*** Opening Data extracts ***
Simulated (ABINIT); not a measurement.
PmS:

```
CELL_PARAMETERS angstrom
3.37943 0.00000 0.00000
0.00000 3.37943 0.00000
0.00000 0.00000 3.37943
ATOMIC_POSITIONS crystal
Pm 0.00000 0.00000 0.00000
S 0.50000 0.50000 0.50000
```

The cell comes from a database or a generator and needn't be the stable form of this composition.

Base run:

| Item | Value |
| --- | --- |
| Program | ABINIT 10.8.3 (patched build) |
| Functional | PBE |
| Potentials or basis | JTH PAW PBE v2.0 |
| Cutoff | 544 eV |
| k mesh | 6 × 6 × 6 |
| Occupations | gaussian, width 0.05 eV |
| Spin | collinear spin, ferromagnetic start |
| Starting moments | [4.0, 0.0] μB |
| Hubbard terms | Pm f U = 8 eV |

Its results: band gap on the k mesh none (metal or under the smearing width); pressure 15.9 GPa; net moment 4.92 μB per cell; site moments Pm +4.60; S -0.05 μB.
*** Closing Data extracts ***

§ Requirement: Write every record above out again exactly as it stands.

§ Answer section:
Simulated (ABINIT); not a measurement.
PmS:

```
CELL_PARAMETERS angstrom
3.37943 0.00000 0.00000
0.00000 3.37943 0.00000
0.00000 0.00000 3.37943
ATOMIC_POSITIONS crystal
Pm 0.00000 0.00000 0.00000
S 0.50000 0.50000 0.50000
```

The cell comes from a database or a generator and needn't be the stable form of this composition.

Base run:

| Item | Value |
| --- | --- |
| Program | ABINIT 10.8.3 (patched build) |
| Functional | PBE |
| Potentials or basis | JTH PAW PBE v2.0 |
| Cutoff | 544 eV |
| k mesh | 6 × 6 × 6 |
| Occupations | gaussian, width 0.05 eV |
| Spin | collinear spin, ferromagnetic start |
| Starting moments | [4.0, 0.0] μB |
| Hubbard terms | Pm f U = 8 eV |

Its results: band gap on the k mesh none (metal or under the smearing width); pressure 15.9 GPa; net moment 4.92 μB per cell; site moments Pm +4.60; S -0.05 μB.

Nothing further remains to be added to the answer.